#### DATASET EXTRACT

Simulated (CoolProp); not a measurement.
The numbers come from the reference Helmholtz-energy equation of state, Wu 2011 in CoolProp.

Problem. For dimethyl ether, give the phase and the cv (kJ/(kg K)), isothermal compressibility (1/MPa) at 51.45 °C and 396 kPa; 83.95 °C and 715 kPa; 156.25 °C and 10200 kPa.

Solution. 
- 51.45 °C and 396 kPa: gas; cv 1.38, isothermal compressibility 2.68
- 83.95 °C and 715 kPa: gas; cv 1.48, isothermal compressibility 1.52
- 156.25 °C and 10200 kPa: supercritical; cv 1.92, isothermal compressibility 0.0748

########

* ASSIGNMENT *
Using the listing above, copy exactly the line that contains "- 51.45 °C and", the line that contains "- 83.95 °C and", and each line that falls between them.

* TASK RESULT *
- 51.45 °C and 396 kPa: gas; cv 1.38, isothermal compressibility 2.68
- 83.95 °C and 715 kPa: gas; cv 1.48, isothermal compressibility 1.52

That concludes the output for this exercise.